**Task item:**
In the listing below, the lines from the first through the one with "from the calculation.)" are to be copied word for word.

**Records shown:**
[Start of Attachment]

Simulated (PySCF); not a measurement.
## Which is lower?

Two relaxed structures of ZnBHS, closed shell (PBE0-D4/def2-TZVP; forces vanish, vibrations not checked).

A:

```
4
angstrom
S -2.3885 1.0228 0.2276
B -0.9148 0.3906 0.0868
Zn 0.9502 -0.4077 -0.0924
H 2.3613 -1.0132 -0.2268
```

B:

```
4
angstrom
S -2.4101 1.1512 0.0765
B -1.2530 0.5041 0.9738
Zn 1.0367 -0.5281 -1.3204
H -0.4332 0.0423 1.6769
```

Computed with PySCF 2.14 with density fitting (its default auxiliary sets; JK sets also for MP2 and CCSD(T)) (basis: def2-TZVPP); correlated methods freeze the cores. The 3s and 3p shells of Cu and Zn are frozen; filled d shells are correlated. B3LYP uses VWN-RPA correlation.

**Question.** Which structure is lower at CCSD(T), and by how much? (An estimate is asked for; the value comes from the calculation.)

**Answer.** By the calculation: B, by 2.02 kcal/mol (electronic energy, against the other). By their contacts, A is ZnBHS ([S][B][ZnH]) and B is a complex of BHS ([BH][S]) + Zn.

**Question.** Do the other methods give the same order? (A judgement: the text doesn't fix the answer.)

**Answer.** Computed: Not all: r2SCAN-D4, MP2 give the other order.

[End of Attachment]

**Exercise solution:**
Simulated (PySCF); not a measurement.
## Which is lower?

Two relaxed structures of ZnBHS, closed shell (PBE0-D4/def2-TZVP; forces vanish, vibrations not checked).

A:

```
4
angstrom
S -2.3885 1.0228 0.2276
B -0.9148 0.3906 0.0868
Zn 0.9502 -0.4077 -0.0924
H 2.3613 -1.0132 -0.2268
```

B:

```
4
angstrom
S -2.4101 1.1512 0.0765
B -1.2530 0.5041 0.9738
Zn 1.0367 -0.5281 -1.3204
H -0.4332 0.0423 1.6769
```

Computed with PySCF 2.14 with density fitting (its default auxiliary sets; JK sets also for MP2 and CCSD(T)) (basis: def2-TZVPP); correlated methods freeze the cores. The 3s and 3p shells of Cu and Zn are frozen; filled d shells are correlated. B3LYP uses VWN-RPA correlation.

**Question.** Which structure is lower at CCSD(T), and by how much? (An estimate is asked for; the value comes from the calculation.)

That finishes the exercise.